Exercise ▸ From top to bottom, each entry below must be reproduced exactly.

Dataset records ▸
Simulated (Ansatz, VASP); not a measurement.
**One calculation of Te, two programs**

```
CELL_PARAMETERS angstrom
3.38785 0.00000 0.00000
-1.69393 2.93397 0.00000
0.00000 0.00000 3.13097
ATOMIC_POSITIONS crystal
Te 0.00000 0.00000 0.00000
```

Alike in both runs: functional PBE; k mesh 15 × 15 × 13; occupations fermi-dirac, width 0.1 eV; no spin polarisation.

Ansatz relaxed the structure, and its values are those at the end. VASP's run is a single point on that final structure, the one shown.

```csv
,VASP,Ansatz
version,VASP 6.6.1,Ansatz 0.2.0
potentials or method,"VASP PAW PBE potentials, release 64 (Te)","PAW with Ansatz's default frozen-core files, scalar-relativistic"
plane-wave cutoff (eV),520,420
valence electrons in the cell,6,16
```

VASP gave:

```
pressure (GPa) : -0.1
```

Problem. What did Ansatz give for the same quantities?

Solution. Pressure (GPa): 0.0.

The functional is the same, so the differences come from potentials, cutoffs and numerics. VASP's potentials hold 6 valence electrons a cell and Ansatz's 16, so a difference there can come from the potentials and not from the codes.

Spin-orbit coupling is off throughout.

Expected answer ▸
Simulated (Ansatz, VASP); not a measurement.
**One calculation of Te, two programs**

```
CELL_PARAMETERS angstrom
3.38785 0.00000 0.00000
-1.69393 2.93397 0.00000
0.00000 0.00000 3.13097
ATOMIC_POSITIONS crystal
Te 0.00000 0.00000 0.00000
```

Alike in both runs: functional PBE; k mesh 15 × 15 × 13; occupations fermi-dirac, width 0.1 eV; no spin polarisation.

Ansatz relaxed the structure, and its values are those at the end. VASP's run is a single point on that final structure, the one shown.

```csv
,VASP,Ansatz
version,VASP 6.6.1,Ansatz 0.2.0
potentials or method,"VASP PAW PBE potentials, release 64 (Te)","PAW with Ansatz's default frozen-core files, scalar-relativistic"
plane-wave cutoff (eV),520,420
valence electrons in the cell,6,16
```

VASP gave:

```
pressure (GPa) : -0.1
```

Problem. What did Ansatz give for the same quantities?

Solution. Pressure (GPa): 0.0.

The functional is the same, so the differences come from potentials, cutoffs and numerics. VASP's potentials hold 6 valence electrons a cell and Ansatz's 16, so a difference there can come from the potentials and not from the codes.

Spin-orbit coupling is off throughout.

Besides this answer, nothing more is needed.